Extracted information
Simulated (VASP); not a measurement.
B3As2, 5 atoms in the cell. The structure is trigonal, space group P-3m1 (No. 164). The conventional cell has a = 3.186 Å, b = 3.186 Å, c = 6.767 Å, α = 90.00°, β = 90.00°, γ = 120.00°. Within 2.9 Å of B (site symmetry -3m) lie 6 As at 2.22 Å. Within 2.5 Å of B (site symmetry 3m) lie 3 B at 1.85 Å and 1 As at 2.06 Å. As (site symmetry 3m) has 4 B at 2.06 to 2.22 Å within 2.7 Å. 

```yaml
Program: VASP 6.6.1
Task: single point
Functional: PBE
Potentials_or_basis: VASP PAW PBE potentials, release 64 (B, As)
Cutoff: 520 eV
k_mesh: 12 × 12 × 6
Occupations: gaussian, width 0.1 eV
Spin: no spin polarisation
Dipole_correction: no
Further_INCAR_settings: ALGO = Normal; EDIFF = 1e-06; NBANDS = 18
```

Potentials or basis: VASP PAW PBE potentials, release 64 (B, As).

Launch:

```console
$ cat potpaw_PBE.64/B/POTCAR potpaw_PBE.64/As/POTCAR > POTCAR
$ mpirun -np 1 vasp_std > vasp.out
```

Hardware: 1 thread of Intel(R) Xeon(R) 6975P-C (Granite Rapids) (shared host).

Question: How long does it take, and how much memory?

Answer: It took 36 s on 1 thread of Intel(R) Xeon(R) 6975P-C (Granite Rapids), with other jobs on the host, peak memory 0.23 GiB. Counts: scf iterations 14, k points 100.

Work instruction
Return the entries exactly through the "Question: How long" line.

Answer area
Simulated (VASP); not a measurement.
B3As2, 5 atoms in the cell. The structure is trigonal, space group P-3m1 (No. 164). The conventional cell has a = 3.186 Å, b = 3.186 Å, c = 6.767 Å, α = 90.00°, β = 90.00°, γ = 120.00°. Within 2.9 Å of B (site symmetry -3m) lie 6 As at 2.22 Å. Within 2.5 Å of B (site symmetry 3m) lie 3 B at 1.85 Å and 1 As at 2.06 Å. As (site symmetry 3m) has 4 B at 2.06 to 2.22 Å within 2.7 Å. 

```yaml
Program: VASP 6.6.1
Task: single point
Functional: PBE
Potentials_or_basis: VASP PAW PBE potentials, release 64 (B, As)
Cutoff: 520 eV
k_mesh: 12 × 12 × 6
Occupations: gaussian, width 0.1 eV
Spin: no spin polarisation
Dipole_correction: no
Further_INCAR_settings: ALGO = Normal; EDIFF = 1e-06; NBANDS = 18
```

Potentials or basis: VASP PAW PBE potentials, release 64 (B, As).

Launch:

```console
$ cat potpaw_PBE.64/B/POTCAR potpaw_PBE.64/As/POTCAR > POTCAR
$ mpirun -np 1 vasp_std > vasp.out
```

Hardware: 1 thread of Intel(R) Xeon(R) 6975P-C (Granite Rapids) (shared host).

Question: How long does it take, and how much memory?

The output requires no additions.